Assigned task
Both the line below containing "(C) KOH from 0.019 to 0.0019 mol/kgw" and the line containing "B, temperature from 25 to 45 °C", along with every line between them, should be repeated exactly; no other line belongs in the answer.

_ _ _ _ _

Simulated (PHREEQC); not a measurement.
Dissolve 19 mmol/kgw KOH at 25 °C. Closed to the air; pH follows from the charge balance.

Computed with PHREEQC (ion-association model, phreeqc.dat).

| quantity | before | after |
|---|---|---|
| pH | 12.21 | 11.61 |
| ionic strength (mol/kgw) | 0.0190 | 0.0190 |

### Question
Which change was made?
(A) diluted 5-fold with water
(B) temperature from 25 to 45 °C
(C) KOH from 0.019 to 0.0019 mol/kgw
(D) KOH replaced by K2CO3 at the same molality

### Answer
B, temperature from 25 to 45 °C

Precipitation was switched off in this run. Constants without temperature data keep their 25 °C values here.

_ _ _ _ _

Expected answer
(C) KOH from 0.019 to 0.0019 mol/kgw
(D) KOH replaced by K2CO3 at the same molality

### Answer
B, temperature from 25 to 45 °C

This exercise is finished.